Excerpted data:
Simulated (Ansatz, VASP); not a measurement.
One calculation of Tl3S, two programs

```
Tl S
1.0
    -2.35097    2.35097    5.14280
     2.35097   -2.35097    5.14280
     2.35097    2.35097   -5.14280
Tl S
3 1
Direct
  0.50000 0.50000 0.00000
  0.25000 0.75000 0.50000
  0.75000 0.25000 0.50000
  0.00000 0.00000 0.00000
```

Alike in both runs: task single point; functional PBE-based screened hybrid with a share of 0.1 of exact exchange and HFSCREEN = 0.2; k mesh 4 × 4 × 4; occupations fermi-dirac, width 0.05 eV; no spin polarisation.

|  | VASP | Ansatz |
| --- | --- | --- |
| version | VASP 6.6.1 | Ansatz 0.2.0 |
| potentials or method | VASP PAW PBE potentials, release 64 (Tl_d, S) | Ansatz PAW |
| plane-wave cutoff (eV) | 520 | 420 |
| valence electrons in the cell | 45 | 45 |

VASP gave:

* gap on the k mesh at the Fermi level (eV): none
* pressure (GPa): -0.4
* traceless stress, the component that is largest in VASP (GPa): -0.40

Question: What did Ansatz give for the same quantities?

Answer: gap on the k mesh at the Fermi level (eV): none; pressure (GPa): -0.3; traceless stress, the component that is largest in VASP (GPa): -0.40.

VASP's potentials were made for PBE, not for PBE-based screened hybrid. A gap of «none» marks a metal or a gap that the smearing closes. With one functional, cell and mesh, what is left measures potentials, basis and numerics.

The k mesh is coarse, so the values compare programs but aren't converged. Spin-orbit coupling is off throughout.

Required action: Each line above from the one with "VASP | Ansatz |" up to and including the one with "pressure (GPa): -0.4" must be set down exactly, and no line outside that span may appear.

Exercise answer:
|  | VASP | Ansatz |
| --- | --- | --- |
| version | VASP 6.6.1 | Ansatz 0.2.0 |
| potentials or method | VASP PAW PBE potentials, release 64 (Tl_d, S) | Ansatz PAW |
| plane-wave cutoff (eV) | 520 | 420 |
| valence electrons in the cell | 45 | 45 |

VASP gave:

* gap on the k mesh at the Fermi level (eV): none
* pressure (GPa): -0.4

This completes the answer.